───── Data

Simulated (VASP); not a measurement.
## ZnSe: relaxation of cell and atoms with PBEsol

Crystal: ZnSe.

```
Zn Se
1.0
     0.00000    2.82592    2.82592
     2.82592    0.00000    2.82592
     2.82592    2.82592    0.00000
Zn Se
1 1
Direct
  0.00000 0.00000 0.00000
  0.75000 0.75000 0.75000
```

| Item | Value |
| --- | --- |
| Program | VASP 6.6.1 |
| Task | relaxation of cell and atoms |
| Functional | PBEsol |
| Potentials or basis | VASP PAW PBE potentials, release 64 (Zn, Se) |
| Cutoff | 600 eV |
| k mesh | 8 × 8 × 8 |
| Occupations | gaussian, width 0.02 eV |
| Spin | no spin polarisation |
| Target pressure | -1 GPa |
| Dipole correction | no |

──────────

**Required action**
Copy the listing above out again in its entirety, exactly as written.

**Task response**
Simulated (VASP); not a measurement.
## ZnSe: relaxation of cell and atoms with PBEsol

Crystal: ZnSe.

```
Zn Se
1.0
     0.00000    2.82592    2.82592
     2.82592    0.00000    2.82592
     2.82592    2.82592    0.00000
Zn Se
1 1
Direct
  0.00000 0.00000 0.00000
  0.75000 0.75000 0.75000
```

| Item | Value |
| --- | --- |
| Program | VASP 6.6.1 |
| Task | relaxation of cell and atoms |
| Functional | PBEsol |
| Potentials or basis | VASP PAW PBE potentials, release 64 (Zn, Se) |
| Cutoff | 600 eV |
| k mesh | 8 × 8 × 8 |
| Occupations | gaussian, width 0.02 eV |
| Spin | no spin polarisation |
| Target pressure | -1 GPa |
| Dipole correction | no |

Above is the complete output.